Start of Block
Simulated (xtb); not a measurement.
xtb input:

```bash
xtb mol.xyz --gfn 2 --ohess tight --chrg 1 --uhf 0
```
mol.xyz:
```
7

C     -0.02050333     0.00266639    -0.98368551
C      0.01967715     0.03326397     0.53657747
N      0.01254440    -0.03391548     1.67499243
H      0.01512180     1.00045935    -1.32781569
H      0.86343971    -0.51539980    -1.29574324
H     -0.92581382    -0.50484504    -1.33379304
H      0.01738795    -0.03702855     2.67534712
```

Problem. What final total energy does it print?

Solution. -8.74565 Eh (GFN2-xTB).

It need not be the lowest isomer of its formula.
End of Block

**Requirement:**
Write out the data above once more, exactly as it reads.

**Your solution:**
Simulated (xtb); not a measurement.
xtb input:

```bash
xtb mol.xyz --gfn 2 --ohess tight --chrg 1 --uhf 0
```
mol.xyz:
```
7

C     -0.02050333     0.00266639    -0.98368551
C      0.01967715     0.03326397     0.53657747
N      0.01254440    -0.03391548     1.67499243
H      0.01512180     1.00045935    -1.32781569
H      0.86343971    -0.51539980    -1.29574324
H     -0.92581382    -0.50484504    -1.33379304
H      0.01738795    -0.03702855     2.67534712
```

Problem. What final total energy does it print?

Solution. -8.74565 Eh (GFN2-xTB).

It need not be the lowest isomer of its formula.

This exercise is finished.